Work item:
What you give back should match the entries below character for character.

········

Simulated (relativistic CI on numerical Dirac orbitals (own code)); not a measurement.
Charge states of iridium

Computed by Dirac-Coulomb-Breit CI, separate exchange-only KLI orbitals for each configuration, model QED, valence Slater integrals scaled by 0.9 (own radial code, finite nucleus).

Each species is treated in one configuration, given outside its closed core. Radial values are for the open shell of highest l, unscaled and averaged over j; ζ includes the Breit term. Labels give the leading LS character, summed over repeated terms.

········

Answer section:
Simulated (relativistic CI on numerical Dirac orbitals (own code)); not a measurement.
Charge states of iridium

Computed by Dirac-Coulomb-Breit CI, separate exchange-only KLI orbitals for each configuration, model QED, valence Slater integrals scaled by 0.9 (own radial code, finite nucleus).

Each species is treated in one configuration, given outside its closed core. Radial values are for the open shell of highest l, unscaled and averaged over j; ζ includes the Breit term. Labels give the leading LS character, summed over repeated terms.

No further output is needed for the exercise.